• • • •
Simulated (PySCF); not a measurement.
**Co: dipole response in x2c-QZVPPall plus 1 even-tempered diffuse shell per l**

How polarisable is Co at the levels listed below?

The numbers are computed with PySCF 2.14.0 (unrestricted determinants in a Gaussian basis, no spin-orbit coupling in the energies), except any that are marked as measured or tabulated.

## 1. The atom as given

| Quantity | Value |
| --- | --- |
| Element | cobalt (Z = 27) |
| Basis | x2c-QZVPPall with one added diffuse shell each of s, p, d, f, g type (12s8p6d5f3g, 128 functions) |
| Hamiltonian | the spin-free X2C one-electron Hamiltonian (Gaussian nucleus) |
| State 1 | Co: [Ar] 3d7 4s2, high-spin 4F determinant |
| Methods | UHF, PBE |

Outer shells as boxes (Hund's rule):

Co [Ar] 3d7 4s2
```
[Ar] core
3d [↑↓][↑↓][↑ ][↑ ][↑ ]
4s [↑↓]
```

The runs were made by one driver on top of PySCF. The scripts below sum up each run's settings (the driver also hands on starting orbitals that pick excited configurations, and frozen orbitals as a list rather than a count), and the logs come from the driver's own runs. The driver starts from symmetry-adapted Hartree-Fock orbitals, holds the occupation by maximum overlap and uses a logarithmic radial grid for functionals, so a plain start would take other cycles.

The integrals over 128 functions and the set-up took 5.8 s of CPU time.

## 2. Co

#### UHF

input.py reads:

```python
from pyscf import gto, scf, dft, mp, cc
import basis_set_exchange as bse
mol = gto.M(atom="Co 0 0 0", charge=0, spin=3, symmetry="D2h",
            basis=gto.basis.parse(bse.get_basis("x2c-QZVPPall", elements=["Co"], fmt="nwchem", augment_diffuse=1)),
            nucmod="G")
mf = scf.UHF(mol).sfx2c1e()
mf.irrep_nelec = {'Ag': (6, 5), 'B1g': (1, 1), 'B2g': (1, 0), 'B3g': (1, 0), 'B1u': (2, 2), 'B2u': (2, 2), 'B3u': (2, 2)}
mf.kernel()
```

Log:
• • • •

● WORK INSTRUCTION: The lines to copy run from the first line of the entries to the line containing "cobalt (Z = 27) |"; copy them exactly and output nothing else.

● ANSWER SECTION:
Simulated (PySCF); not a measurement.
**Co: dipole response in x2c-QZVPPall plus 1 even-tempered diffuse shell per l**

How polarisable is Co at the levels listed below?

The numbers are computed with PySCF 2.14.0 (unrestricted determinants in a Gaussian basis, no spin-orbit coupling in the energies), except any that are marked as measured or tabulated.

## 1. The atom as given

| Quantity | Value |
| --- | --- |
| Element | cobalt (Z = 27) |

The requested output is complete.